(Data section Opens)

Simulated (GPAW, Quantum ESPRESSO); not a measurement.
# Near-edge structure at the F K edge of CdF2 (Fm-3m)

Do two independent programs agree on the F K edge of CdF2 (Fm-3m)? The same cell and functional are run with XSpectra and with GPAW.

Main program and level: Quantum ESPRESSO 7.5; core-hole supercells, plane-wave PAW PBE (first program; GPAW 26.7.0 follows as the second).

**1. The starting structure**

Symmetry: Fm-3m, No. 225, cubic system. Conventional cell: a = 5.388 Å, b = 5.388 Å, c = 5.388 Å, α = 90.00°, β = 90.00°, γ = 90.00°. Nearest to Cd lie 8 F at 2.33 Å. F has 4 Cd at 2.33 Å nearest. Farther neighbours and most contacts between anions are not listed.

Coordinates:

(Data section Closes)

→ Required action:
Retype all the data exactly, line for line.

→ Written reply:
Simulated (GPAW, Quantum ESPRESSO); not a measurement.
# Near-edge structure at the F K edge of CdF2 (Fm-3m)

Do two independent programs agree on the F K edge of CdF2 (Fm-3m)? The same cell and functional are run with XSpectra and with GPAW.

Main program and level: Quantum ESPRESSO 7.5; core-hole supercells, plane-wave PAW PBE (first program; GPAW 26.7.0 follows as the second).

**1. The starting structure**

Symmetry: Fm-3m, No. 225, cubic system. Conventional cell: a = 5.388 Å, b = 5.388 Å, c = 5.388 Å, α = 90.00°, β = 90.00°, γ = 90.00°. Nearest to Cd lie 8 F at 2.33 Å. F has 4 Cd at 2.33 Å nearest. Farther neighbours and most contacts between anions are not listed.

Coordinates:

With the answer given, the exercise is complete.